Work order:
Exactly retype the lines of the material from its first line to the line with "Ansatz 0.2.0; DFT", including both.

Source information:
BEGIN

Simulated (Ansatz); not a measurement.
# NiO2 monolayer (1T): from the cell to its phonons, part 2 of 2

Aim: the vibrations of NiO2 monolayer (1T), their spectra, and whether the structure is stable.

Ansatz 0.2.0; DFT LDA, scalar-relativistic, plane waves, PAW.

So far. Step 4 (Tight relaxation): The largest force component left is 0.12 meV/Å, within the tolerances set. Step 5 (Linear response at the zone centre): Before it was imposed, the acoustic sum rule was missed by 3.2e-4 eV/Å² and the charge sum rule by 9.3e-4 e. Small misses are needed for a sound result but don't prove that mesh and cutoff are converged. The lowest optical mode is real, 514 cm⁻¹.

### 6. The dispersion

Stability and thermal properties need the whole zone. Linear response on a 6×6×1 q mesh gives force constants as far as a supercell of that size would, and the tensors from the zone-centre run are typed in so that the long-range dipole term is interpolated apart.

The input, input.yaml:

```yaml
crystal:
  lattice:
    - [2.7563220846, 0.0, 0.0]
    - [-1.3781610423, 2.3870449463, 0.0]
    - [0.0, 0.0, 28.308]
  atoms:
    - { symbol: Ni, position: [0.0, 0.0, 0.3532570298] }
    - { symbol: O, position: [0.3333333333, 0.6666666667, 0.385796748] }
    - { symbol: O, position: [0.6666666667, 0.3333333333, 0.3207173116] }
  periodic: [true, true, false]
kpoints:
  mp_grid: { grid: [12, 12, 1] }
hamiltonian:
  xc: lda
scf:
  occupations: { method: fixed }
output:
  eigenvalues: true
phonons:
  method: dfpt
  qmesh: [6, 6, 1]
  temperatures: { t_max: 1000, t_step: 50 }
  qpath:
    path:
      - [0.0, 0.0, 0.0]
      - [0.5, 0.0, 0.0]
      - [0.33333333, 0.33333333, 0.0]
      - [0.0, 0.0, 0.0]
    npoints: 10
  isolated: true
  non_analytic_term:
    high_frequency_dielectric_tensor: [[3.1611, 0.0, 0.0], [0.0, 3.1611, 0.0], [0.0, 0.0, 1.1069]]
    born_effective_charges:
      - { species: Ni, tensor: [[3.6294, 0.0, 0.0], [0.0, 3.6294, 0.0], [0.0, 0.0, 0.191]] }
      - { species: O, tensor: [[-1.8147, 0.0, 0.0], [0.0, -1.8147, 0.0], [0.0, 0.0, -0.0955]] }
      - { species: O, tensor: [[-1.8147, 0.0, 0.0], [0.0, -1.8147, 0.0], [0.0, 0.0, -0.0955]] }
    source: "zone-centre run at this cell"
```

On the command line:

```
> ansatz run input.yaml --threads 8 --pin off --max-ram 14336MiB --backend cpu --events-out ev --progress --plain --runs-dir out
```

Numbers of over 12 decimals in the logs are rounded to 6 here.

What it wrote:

END

Answer box:
Simulated (Ansatz); not a measurement.
# NiO2 monolayer (1T): from the cell to its phonons, part 2 of 2

Aim: the vibrations of NiO2 monolayer (1T), their spectra, and whether the structure is stable.

Ansatz 0.2.0; DFT LDA, scalar-relativistic, plane waves, PAW.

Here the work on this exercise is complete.